» Activity: All entries are to be retyped without alteration.

◇ ◇ ◇

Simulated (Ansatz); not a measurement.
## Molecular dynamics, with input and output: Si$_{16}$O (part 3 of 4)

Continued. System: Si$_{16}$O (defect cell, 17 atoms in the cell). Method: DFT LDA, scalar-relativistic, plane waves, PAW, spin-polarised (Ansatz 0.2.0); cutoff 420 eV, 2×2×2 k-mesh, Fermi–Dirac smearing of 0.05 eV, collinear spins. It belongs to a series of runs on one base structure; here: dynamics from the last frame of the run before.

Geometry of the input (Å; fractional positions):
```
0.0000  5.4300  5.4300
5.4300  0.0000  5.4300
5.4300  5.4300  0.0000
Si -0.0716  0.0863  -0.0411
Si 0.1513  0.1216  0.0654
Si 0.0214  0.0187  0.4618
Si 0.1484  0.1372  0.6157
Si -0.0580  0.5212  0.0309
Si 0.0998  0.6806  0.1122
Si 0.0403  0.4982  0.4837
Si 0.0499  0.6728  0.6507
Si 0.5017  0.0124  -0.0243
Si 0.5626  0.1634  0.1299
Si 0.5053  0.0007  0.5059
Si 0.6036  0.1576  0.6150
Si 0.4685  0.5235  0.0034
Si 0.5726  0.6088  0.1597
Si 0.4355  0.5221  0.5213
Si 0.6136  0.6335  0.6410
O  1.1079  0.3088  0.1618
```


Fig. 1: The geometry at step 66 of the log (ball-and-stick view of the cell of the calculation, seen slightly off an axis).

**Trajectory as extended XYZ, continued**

◇ ◇ ◇

» Solution:
Simulated (Ansatz); not a measurement.
## Molecular dynamics, with input and output: Si$_{16}$O (part 3 of 4)

Continued. System: Si$_{16}$O (defect cell, 17 atoms in the cell). Method: DFT LDA, scalar-relativistic, plane waves, PAW, spin-polarised (Ansatz 0.2.0); cutoff 420 eV, 2×2×2 k-mesh, Fermi–Dirac smearing of 0.05 eV, collinear spins. It belongs to a series of runs on one base structure; here: dynamics from the last frame of the run before.

Geometry of the input (Å; fractional positions):
```
0.0000  5.4300  5.4300
5.4300  0.0000  5.4300
5.4300  5.4300  0.0000
Si -0.0716  0.0863  -0.0411
Si 0.1513  0.1216  0.0654
Si 0.0214  0.0187  0.4618
Si 0.1484  0.1372  0.6157
Si -0.0580  0.5212  0.0309
Si 0.0998  0.6806  0.1122
Si 0.0403  0.4982  0.4837
Si 0.0499  0.6728  0.6507
Si 0.5017  0.0124  -0.0243
Si 0.5626  0.1634  0.1299
Si 0.5053  0.0007  0.5059
Si 0.6036  0.1576  0.6150
Si 0.4685  0.5235  0.0034
Si 0.5726  0.6088  0.1597
Si 0.4355  0.5221  0.5213
Si 0.6136  0.6335  0.6410
O  1.1079  0.3088  0.1618
```


Fig. 1: The geometry at step 66 of the log (ball-and-stick view of the cell of the calculation, seen slightly off an axis).

**Trajectory as extended XYZ, continued**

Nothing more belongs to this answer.